● ACTIVITY
Your task is to write out exactly the lines of the listing below, from the first down to the line that holds "at 5.37 eV) |".

● SUPPLIED RECORDS
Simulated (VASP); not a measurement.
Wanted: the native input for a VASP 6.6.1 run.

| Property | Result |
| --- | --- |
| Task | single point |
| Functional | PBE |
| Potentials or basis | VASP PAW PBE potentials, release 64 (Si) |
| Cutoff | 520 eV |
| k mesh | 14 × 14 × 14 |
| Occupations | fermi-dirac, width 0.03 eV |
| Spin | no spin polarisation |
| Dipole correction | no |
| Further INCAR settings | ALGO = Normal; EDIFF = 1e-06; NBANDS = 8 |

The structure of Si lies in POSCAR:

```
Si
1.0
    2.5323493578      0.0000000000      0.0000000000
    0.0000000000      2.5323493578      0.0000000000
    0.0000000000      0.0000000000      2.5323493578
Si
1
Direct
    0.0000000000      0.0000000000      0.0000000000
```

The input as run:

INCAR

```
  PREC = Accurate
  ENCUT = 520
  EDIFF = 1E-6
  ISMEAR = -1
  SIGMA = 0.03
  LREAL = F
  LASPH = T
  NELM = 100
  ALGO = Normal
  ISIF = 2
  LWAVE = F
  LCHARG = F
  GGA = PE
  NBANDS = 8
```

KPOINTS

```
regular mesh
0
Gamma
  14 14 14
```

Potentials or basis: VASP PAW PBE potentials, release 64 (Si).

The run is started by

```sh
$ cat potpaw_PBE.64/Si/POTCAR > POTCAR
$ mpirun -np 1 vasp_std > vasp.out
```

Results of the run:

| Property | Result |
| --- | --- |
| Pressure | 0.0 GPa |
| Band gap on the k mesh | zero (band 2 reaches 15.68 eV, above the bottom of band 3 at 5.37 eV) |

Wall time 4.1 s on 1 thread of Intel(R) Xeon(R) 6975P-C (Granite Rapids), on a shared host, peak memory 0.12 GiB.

● EXERCISE RESULT
Simulated (VASP); not a measurement.
Wanted: the native input for a VASP 6.6.1 run.

| Property | Result |
| --- | --- |
| Task | single point |
| Functional | PBE |
| Potentials or basis | VASP PAW PBE potentials, release 64 (Si) |
| Cutoff | 520 eV |
| k mesh | 14 × 14 × 14 |
| Occupations | fermi-dirac, width 0.03 eV |
| Spin | no spin polarisation |
| Dipole correction | no |
| Further INCAR settings | ALGO = Normal; EDIFF = 1e-06; NBANDS = 8 |

The structure of Si lies in POSCAR:

```
Si
1.0
    2.5323493578      0.0000000000      0.0000000000
    0.0000000000      2.5323493578      0.0000000000
    0.0000000000      0.0000000000      2.5323493578
Si
1
Direct
    0.0000000000      0.0000000000      0.0000000000
```

The input as run:

INCAR

```
  PREC = Accurate
  ENCUT = 520
  EDIFF = 1E-6
  ISMEAR = -1
  SIGMA = 0.03
  LREAL = F
  LASPH = T
  NELM = 100
  ALGO = Normal
  ISIF = 2
  LWAVE = F
  LCHARG = F
  GGA = PE
  NBANDS = 8
```

KPOINTS

```
regular mesh
0
Gamma
  14 14 14
```

Potentials or basis: VASP PAW PBE potentials, release 64 (Si).

The run is started by

```sh
$ cat potpaw_PBE.64/Si/POTCAR > POTCAR
$ mpirun -np 1 vasp_std > vasp.out
```

Results of the run:

| Property | Result |
| --- | --- |
| Pressure | 0.0 GPa |
| Band gap on the k mesh | zero (band 2 reaches 15.68 eV, above the bottom of band 3 at 5.37 eV) |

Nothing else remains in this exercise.